*** Block opens ***

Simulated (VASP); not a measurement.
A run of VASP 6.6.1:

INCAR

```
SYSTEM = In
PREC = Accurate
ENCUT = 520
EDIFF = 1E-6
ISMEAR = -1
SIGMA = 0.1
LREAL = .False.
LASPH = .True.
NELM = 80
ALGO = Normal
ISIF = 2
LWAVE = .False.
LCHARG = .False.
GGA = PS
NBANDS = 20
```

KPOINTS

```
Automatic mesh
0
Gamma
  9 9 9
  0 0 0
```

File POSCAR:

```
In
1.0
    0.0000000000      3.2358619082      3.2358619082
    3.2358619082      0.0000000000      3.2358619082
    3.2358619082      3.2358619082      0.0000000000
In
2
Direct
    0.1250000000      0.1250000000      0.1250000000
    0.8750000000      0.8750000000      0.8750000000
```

*** Block closes ***

> **Requirement**:
Your reply should contain every record, unchanged and complete.

> **Task result**:
Simulated (VASP); not a measurement.
A run of VASP 6.6.1:

INCAR

```
SYSTEM = In
PREC = Accurate
ENCUT = 520
EDIFF = 1E-6
ISMEAR = -1
SIGMA = 0.1
LREAL = .False.
LASPH = .True.
NELM = 80
ALGO = Normal
ISIF = 2
LWAVE = .False.
LCHARG = .False.
GGA = PS
NBANDS = 20
```

KPOINTS

```
Automatic mesh
0
Gamma
  9 9 9
  0 0 0
```

File POSCAR:

```
In
1.0
    0.0000000000      3.2358619082      3.2358619082
    3.2358619082      0.0000000000      3.2358619082
    3.2358619082      3.2358619082      0.0000000000
In
2
Direct
    0.1250000000      0.1250000000      0.1250000000
    0.8750000000      0.8750000000      0.8750000000
```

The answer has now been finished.